= Beginning of Section =

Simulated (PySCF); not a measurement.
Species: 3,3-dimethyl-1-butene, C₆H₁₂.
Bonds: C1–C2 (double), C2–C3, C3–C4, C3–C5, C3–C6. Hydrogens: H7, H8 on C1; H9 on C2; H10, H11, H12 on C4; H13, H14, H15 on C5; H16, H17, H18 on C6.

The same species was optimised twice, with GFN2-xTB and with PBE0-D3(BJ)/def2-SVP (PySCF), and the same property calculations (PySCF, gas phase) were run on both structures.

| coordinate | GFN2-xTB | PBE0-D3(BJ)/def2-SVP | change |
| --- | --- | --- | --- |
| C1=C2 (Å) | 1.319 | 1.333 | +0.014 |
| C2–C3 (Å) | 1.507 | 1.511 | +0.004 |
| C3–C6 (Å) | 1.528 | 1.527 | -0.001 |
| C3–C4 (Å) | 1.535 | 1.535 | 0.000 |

= End of Section =

**Work order**
Transcribe the entire listing above.

**Your response**
Simulated (PySCF); not a measurement.
Species: 3,3-dimethyl-1-butene, C₆H₁₂.
Bonds: C1–C2 (double), C2–C3, C3–C4, C3–C5, C3–C6. Hydrogens: H7, H8 on C1; H9 on C2; H10, H11, H12 on C4; H13, H14, H15 on C5; H16, H17, H18 on C6.

The same species was optimised twice, with GFN2-xTB and with PBE0-D3(BJ)/def2-SVP (PySCF), and the same property calculations (PySCF, gas phase) were run on both structures.

| coordinate | GFN2-xTB | PBE0-D3(BJ)/def2-SVP | change |
| --- | --- | --- | --- |
| C1=C2 (Å) | 1.319 | 1.333 | +0.014 |
| C2–C3 (Å) | 1.507 | 1.511 | +0.004 |
| C3–C6 (Å) | 1.528 | 1.527 | -0.001 |
| C3–C4 (Å) | 1.535 | 1.535 | 0.000 |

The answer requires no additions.